__________

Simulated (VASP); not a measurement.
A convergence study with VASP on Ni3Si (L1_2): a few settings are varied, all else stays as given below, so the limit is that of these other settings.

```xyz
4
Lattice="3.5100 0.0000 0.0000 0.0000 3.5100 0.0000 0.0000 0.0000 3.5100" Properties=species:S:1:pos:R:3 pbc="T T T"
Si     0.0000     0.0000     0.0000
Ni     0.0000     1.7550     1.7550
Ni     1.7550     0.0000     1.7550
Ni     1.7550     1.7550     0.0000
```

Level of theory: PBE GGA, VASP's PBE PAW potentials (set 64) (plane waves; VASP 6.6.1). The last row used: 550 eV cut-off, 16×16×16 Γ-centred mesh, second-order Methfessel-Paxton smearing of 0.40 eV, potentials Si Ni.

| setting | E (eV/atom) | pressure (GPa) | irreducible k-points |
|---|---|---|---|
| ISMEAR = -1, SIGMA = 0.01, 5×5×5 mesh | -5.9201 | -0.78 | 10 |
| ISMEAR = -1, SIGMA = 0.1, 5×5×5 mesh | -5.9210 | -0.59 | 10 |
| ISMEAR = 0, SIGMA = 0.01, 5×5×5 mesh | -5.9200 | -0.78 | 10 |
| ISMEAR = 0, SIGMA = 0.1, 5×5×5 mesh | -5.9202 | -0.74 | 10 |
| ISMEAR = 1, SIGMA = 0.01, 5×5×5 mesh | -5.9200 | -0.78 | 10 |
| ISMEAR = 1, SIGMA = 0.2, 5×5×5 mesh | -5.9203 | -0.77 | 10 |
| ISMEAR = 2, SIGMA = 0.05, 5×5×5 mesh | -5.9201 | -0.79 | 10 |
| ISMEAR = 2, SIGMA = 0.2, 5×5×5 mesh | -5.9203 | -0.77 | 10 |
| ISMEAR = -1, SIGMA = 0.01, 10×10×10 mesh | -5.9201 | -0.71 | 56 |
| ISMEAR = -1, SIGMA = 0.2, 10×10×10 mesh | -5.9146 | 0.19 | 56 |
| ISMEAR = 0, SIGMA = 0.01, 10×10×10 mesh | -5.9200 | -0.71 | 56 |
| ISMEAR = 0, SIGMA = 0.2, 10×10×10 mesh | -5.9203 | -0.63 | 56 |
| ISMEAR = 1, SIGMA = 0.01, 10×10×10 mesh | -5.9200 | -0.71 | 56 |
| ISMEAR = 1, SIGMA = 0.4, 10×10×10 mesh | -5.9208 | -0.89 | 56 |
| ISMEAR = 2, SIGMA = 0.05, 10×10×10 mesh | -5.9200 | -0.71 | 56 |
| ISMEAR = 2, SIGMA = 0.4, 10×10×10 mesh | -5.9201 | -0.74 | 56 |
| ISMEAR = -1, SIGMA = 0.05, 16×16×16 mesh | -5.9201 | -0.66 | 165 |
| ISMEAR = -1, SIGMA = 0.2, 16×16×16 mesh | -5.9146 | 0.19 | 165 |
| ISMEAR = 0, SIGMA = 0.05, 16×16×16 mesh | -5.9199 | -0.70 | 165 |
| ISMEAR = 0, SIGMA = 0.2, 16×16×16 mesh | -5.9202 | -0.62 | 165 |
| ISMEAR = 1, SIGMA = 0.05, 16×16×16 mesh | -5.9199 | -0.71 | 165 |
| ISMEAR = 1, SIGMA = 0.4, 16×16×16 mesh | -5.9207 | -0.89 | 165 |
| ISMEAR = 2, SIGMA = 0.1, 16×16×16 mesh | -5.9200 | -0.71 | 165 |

__________

_Activity_
An exact copy of the lines above, from the one containing "-5.9201 | -0.78 | 10 |" down to the one containing "0.19 | 165 |" and including both, is the whole answer; retype it and nothing else.

_Answer space_
| ISMEAR = -1, SIGMA = 0.01, 5×5×5 mesh | -5.9201 | -0.78 | 10 |
| ISMEAR = -1, SIGMA = 0.1, 5×5×5 mesh | -5.9210 | -0.59 | 10 |
| ISMEAR = 0, SIGMA = 0.01, 5×5×5 mesh | -5.9200 | -0.78 | 10 |
| ISMEAR = 0, SIGMA = 0.1, 5×5×5 mesh | -5.9202 | -0.74 | 10 |
| ISMEAR = 1, SIGMA = 0.01, 5×5×5 mesh | -5.9200 | -0.78 | 10 |
| ISMEAR = 1, SIGMA = 0.2, 5×5×5 mesh | -5.9203 | -0.77 | 10 |
| ISMEAR = 2, SIGMA = 0.05, 5×5×5 mesh | -5.9201 | -0.79 | 10 |
| ISMEAR = 2, SIGMA = 0.2, 5×5×5 mesh | -5.9203 | -0.77 | 10 |
| ISMEAR = -1, SIGMA = 0.01, 10×10×10 mesh | -5.9201 | -0.71 | 56 |
| ISMEAR = -1, SIGMA = 0.2, 10×10×10 mesh | -5.9146 | 0.19 | 56 |
| ISMEAR = 0, SIGMA = 0.01, 10×10×10 mesh | -5.9200 | -0.71 | 56 |
| ISMEAR = 0, SIGMA = 0.2, 10×10×10 mesh | -5.9203 | -0.63 | 56 |
| ISMEAR = 1, SIGMA = 0.01, 10×10×10 mesh | -5.9200 | -0.71 | 56 |
| ISMEAR = 1, SIGMA = 0.4, 10×10×10 mesh | -5.9208 | -0.89 | 56 |
| ISMEAR = 2, SIGMA = 0.05, 10×10×10 mesh | -5.9200 | -0.71 | 56 |
| ISMEAR = 2, SIGMA = 0.4, 10×10×10 mesh | -5.9201 | -0.74 | 56 |
| ISMEAR = -1, SIGMA = 0.05, 16×16×16 mesh | -5.9201 | -0.66 | 165 |
| ISMEAR = -1, SIGMA = 0.2, 16×16×16 mesh | -5.9146 | 0.19 | 165 |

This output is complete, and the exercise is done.